Requirement: Each entry should appear in the answer exactly as written.

Supplied records:
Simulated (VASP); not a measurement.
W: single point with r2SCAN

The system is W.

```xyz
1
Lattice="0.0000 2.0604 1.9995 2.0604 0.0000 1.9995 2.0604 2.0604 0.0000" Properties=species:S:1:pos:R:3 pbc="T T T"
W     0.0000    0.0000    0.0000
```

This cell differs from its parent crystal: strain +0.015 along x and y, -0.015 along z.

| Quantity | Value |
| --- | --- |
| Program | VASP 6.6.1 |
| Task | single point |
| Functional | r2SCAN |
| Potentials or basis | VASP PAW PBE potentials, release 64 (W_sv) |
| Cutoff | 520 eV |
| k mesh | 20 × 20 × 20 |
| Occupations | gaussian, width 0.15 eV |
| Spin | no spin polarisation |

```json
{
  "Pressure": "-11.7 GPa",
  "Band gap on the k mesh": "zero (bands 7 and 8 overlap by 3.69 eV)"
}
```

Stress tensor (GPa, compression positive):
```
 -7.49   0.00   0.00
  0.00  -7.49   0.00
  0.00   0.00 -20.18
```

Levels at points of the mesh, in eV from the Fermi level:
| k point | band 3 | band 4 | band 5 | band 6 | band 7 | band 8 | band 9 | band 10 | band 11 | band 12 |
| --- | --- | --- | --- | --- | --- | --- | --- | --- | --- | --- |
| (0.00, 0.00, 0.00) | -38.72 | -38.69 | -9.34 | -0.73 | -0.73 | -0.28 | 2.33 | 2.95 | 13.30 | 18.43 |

Solution:
Simulated (VASP); not a measurement.
W: single point with r2SCAN

The system is W.

```xyz
1
Lattice="0.0000 2.0604 1.9995 2.0604 0.0000 1.9995 2.0604 2.0604 0.0000" Properties=species:S:1:pos:R:3 pbc="T T T"
W     0.0000    0.0000    0.0000
```

This cell differs from its parent crystal: strain +0.015 along x and y, -0.015 along z.

| Quantity | Value |
| --- | --- |
| Program | VASP 6.6.1 |
| Task | single point |
| Functional | r2SCAN |
| Potentials or basis | VASP PAW PBE potentials, release 64 (W_sv) |
| Cutoff | 520 eV |
| k mesh | 20 × 20 × 20 |
| Occupations | gaussian, width 0.15 eV |
| Spin | no spin polarisation |

```json
{
  "Pressure": "-11.7 GPa",
  "Band gap on the k mesh": "zero (bands 7 and 8 overlap by 3.69 eV)"
}
```

Stress tensor (GPa, compression positive):
```
 -7.49   0.00   0.00
  0.00  -7.49   0.00
  0.00   0.00 -20.18
```

Levels at points of the mesh, in eV from the Fermi level:
| k point | band 3 | band 4 | band 5 | band 6 | band 7 | band 8 | band 9 | band 10 | band 11 | band 12 |
| --- | --- | --- | --- | --- | --- | --- | --- | --- | --- | --- |
| (0.00, 0.00, 0.00) | -38.72 | -38.69 | -9.34 | -0.73 | -0.73 | -0.28 | 2.33 | 2.95 | 13.30 | 18.43 |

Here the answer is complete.